* **ASSIGNED TASK**
A word-for-word copy of the listing that follows is required.

* **EXTRACTED INFORMATION**
┏━━

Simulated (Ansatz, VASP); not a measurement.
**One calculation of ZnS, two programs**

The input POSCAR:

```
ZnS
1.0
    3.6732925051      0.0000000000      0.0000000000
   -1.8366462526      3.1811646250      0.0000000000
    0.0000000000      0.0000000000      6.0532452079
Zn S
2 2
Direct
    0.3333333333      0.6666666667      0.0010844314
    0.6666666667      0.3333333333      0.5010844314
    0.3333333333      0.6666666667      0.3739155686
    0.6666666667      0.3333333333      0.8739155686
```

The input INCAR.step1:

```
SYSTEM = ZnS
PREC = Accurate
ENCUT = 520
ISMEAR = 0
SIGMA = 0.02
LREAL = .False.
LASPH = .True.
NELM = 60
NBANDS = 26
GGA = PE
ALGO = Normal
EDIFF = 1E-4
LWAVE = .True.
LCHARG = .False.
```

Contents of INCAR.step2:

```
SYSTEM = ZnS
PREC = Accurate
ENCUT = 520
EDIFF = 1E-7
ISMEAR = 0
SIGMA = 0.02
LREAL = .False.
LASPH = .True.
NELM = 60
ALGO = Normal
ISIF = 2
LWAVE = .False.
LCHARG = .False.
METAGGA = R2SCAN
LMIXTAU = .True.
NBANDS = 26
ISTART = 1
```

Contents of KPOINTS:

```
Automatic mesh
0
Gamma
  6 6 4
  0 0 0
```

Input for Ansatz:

┗━━

* **EXERCISE RESPONSE**
Simulated (Ansatz, VASP); not a measurement.
**One calculation of ZnS, two programs**

The input POSCAR:

```
ZnS
1.0
    3.6732925051      0.0000000000      0.0000000000
   -1.8366462526      3.1811646250      0.0000000000
    0.0000000000      0.0000000000      6.0532452079
Zn S
2 2
Direct
    0.3333333333      0.6666666667      0.0010844314
    0.6666666667      0.3333333333      0.5010844314
    0.3333333333      0.6666666667      0.3739155686
    0.6666666667      0.3333333333      0.8739155686
```

The input INCAR.step1:

```
SYSTEM = ZnS
PREC = Accurate
ENCUT = 520
ISMEAR = 0
SIGMA = 0.02
LREAL = .False.
LASPH = .True.
NELM = 60
NBANDS = 26
GGA = PE
ALGO = Normal
EDIFF = 1E-4
LWAVE = .True.
LCHARG = .False.
```

Contents of INCAR.step2:

```
SYSTEM = ZnS
PREC = Accurate
ENCUT = 520
EDIFF = 1E-7
ISMEAR = 0
SIGMA = 0.02
LREAL = .False.
LASPH = .True.
NELM = 60
ALGO = Normal
ISIF = 2
LWAVE = .False.
LCHARG = .False.
METAGGA = R2SCAN
LMIXTAU = .True.
NBANDS = 26
ISTART = 1
```

Contents of KPOINTS:

```
Automatic mesh
0
Gamma
  6 6 4
  0 0 0
```

Input for Ansatz:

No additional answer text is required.